- [ASSIGNMENT]
Please reproduce verbatim the lines below, from the first through the one with "Computed with an".

- [THE DATA]
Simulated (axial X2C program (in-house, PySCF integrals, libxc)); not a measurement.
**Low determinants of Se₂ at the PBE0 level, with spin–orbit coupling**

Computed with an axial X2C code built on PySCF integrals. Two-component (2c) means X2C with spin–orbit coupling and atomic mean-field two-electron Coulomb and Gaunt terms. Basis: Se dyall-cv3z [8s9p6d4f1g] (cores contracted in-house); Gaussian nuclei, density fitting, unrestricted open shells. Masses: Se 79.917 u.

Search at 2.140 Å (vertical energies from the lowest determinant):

- [YOUR RESPONSE]
Simulated (axial X2C program (in-house, PySCF integrals, libxc)); not a measurement.
**Low determinants of Se₂ at the PBE0 level, with spin–orbit coupling**

Computed with an axial X2C code built on PySCF integrals. Two-component (2c) means X2C with spin–orbit coupling and atomic mean-field two-electron Coulomb and Gaunt terms. Basis: Se dyall-cv3z [8s9p6d4f1g] (cores contracted in-house); Gaussian nuclei, density fitting, unrestricted open shells. Masses: Se 79.917 u.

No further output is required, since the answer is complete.